WORK REQUEST:
A word-for-word restatement of every entry is what is needed here.

RECORD EXCERPTS:
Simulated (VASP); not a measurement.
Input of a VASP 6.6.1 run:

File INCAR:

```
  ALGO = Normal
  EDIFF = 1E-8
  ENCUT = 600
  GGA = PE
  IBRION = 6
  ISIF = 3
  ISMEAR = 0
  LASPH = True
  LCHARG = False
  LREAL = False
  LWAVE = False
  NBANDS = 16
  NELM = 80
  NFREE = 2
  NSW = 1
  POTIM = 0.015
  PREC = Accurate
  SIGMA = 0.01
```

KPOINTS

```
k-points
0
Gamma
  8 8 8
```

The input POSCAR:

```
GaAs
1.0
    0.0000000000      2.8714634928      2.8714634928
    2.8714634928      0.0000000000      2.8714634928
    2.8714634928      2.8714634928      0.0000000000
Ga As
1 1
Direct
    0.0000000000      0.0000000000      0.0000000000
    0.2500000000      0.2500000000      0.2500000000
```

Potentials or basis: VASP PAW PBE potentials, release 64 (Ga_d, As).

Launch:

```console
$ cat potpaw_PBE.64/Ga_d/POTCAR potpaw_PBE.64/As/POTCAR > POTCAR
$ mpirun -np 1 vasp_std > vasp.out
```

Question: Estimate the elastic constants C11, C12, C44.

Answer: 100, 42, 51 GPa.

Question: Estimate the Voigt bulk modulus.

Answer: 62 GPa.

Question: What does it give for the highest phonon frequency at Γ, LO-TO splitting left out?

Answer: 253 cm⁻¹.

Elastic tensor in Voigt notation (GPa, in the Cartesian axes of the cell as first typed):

TASK SOLUTION:
Simulated (VASP); not a measurement.
Input of a VASP 6.6.1 run:

File INCAR:

```
  ALGO = Normal
  EDIFF = 1E-8
  ENCUT = 600
  GGA = PE
  IBRION = 6
  ISIF = 3
  ISMEAR = 0
  LASPH = True
  LCHARG = False
  LREAL = False
  LWAVE = False
  NBANDS = 16
  NELM = 80
  NFREE = 2
  NSW = 1
  POTIM = 0.015
  PREC = Accurate
  SIGMA = 0.01
```

KPOINTS

```
k-points
0
Gamma
  8 8 8
```

The input POSCAR:

```
GaAs
1.0
    0.0000000000      2.8714634928      2.8714634928
    2.8714634928      0.0000000000      2.8714634928
    2.8714634928      2.8714634928      0.0000000000
Ga As
1 1
Direct
    0.0000000000      0.0000000000      0.0000000000
    0.2500000000      0.2500000000      0.2500000000
```

Potentials or basis: VASP PAW PBE potentials, release 64 (Ga_d, As).

Launch:

```console
$ cat potpaw_PBE.64/Ga_d/POTCAR potpaw_PBE.64/As/POTCAR > POTCAR
$ mpirun -np 1 vasp_std > vasp.out
```

Question: Estimate the elastic constants C11, C12, C44.

Answer: 100, 42, 51 GPa.

Question: Estimate the Voigt bulk modulus.

Answer: 62 GPa.

Question: What does it give for the highest phonon frequency at Γ, LO-TO splitting left out?

Answer: 253 cm⁻¹.

Elastic tensor in Voigt notation (GPa, in the Cartesian axes of the cell as first typed):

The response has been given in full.